▶ [Extracted data]
········

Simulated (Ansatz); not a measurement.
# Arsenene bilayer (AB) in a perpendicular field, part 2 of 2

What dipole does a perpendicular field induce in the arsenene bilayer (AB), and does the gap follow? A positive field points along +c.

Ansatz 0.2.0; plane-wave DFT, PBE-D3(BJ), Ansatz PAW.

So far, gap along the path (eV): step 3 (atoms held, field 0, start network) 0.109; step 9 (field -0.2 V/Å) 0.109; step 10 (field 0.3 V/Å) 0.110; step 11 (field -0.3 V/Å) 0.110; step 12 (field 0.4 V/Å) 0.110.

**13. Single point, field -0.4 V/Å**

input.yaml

········

▶ [Brief] The answer should be the first line of the material and every line after it through the line containing "field -0.4 V/Å**", exactly as written, and nothing else.

▶ [Exercise result]
Simulated (Ansatz); not a measurement.
# Arsenene bilayer (AB) in a perpendicular field, part 2 of 2

What dipole does a perpendicular field induce in the arsenene bilayer (AB), and does the gap follow? A positive field points along +c.

Ansatz 0.2.0; plane-wave DFT, PBE-D3(BJ), Ansatz PAW.

So far, gap along the path (eV): step 3 (atoms held, field 0, start network) 0.109; step 9 (field -0.2 V/Å) 0.109; step 10 (field 0.3 V/Å) 0.110; step 11 (field -0.3 V/Å) 0.110; step 12 (field 0.4 V/Å) 0.110.

**13. Single point, field -0.4 V/Å**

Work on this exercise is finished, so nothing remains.